# Exercise
Print the full listing exactly.

[[ Data extracts open ]]
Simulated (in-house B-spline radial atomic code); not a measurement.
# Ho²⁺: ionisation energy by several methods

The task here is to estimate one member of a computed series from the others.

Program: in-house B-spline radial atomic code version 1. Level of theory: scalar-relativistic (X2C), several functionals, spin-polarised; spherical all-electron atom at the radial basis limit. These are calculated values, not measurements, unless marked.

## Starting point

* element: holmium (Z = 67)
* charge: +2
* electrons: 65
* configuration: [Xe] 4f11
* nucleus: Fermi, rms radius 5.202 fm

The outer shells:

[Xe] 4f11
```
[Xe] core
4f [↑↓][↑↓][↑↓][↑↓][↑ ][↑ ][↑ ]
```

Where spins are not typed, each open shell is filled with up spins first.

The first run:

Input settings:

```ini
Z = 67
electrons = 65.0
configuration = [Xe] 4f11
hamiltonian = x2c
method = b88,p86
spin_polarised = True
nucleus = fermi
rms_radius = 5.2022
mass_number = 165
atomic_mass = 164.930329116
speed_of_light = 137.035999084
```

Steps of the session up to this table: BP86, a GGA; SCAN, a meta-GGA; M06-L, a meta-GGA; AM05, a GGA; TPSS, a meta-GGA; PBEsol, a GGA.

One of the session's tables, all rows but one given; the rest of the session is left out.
[[ Data extracts closed ]]

# Exercise output
Simulated (in-house B-spline radial atomic code); not a measurement.
# Ho²⁺: ionisation energy by several methods

The task here is to estimate one member of a computed series from the others.

Program: in-house B-spline radial atomic code version 1. Level of theory: scalar-relativistic (X2C), several functionals, spin-polarised; spherical all-electron atom at the radial basis limit. These are calculated values, not measurements, unless marked.

## Starting point

* element: holmium (Z = 67)
* charge: +2
* electrons: 65
* configuration: [Xe] 4f11
* nucleus: Fermi, rms radius 5.202 fm

The outer shells:

[Xe] 4f11
```
[Xe] core
4f [↑↓][↑↓][↑↓][↑↓][↑ ][↑ ][↑ ]
```

Where spins are not typed, each open shell is filled with up spins first.

The first run:

Input settings:

```ini
Z = 67
electrons = 65.0
configuration = [Xe] 4f11
hamiltonian = x2c
method = b88,p86
spin_polarised = True
nucleus = fermi
rms_radius = 5.2022
mass_number = 165
atomic_mass = 164.930329116
speed_of_light = 137.035999084
```

Steps of the session up to this table: BP86, a GGA; SCAN, a meta-GGA; M06-L, a meta-GGA; AM05, a GGA; TPSS, a meta-GGA; PBEsol, a GGA.

One of the session's tables, all rows but one given; the rest of the session is left out.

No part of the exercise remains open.